*Work task*: Below are entries. Copy exactly the lines running from the line that holds "A. functional from" to the line that holds "C. functional from PBEsol to r2SCAN", with both ends included.

Entries supplied below:
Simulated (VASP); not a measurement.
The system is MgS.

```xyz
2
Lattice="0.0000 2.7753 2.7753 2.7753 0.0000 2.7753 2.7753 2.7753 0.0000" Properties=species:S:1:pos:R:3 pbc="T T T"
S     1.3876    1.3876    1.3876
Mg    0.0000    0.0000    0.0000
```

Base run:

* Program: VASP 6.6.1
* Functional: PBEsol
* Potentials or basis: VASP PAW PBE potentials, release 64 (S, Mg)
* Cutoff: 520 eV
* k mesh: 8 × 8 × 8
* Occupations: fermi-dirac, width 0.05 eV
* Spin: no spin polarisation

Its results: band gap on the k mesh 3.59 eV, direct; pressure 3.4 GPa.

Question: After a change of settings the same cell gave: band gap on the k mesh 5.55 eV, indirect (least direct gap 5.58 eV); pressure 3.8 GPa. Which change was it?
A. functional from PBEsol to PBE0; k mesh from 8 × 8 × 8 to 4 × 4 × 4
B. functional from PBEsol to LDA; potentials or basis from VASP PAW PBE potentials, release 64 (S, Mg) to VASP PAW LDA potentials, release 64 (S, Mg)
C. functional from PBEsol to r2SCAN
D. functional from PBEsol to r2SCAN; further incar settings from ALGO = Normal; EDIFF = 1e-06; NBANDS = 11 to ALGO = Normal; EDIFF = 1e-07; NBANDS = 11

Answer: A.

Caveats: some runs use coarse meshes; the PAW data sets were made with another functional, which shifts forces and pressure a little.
End of Entries supplied.

*Response box*:
A. functional from PBEsol to PBE0; k mesh from 8 × 8 × 8 to 4 × 4 × 4
B. functional from PBEsol to LDA; potentials or basis from VASP PAW PBE potentials, release 64 (S, Mg) to VASP PAW LDA potentials, release 64 (S, Mg)
C. functional from PBEsol to r2SCAN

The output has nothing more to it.